Work request:
Repeat exactly, and only, the lines below starting at the line that contains "pressure (GPa) |" and ending at the line that contains "0.14 | 0.2 |", inclusive of both.

***
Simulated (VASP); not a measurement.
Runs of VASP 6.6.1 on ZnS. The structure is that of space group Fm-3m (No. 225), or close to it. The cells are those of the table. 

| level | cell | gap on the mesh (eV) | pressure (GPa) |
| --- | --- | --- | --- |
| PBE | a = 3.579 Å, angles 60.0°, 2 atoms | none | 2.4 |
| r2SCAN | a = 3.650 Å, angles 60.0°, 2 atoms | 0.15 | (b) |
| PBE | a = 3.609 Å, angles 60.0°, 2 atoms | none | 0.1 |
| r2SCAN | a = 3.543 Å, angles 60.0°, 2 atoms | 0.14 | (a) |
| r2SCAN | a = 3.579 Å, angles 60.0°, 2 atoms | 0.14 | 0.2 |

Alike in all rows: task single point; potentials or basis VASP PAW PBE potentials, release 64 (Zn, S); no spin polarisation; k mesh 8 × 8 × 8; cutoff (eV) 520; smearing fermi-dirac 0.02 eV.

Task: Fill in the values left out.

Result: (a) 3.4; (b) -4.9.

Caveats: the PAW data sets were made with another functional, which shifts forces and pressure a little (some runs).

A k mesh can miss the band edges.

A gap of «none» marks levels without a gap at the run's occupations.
***

Response:
| level | cell | gap on the mesh (eV) | pressure (GPa) |
| --- | --- | --- | --- |
| PBE | a = 3.579 Å, angles 60.0°, 2 atoms | none | 2.4 |
| r2SCAN | a = 3.650 Å, angles 60.0°, 2 atoms | 0.15 | (b) |
| PBE | a = 3.609 Å, angles 60.0°, 2 atoms | none | 0.1 |
| r2SCAN | a = 3.543 Å, angles 60.0°, 2 atoms | 0.14 | (a) |
| r2SCAN | a = 3.579 Å, angles 60.0°, 2 atoms | 0.14 | 0.2 |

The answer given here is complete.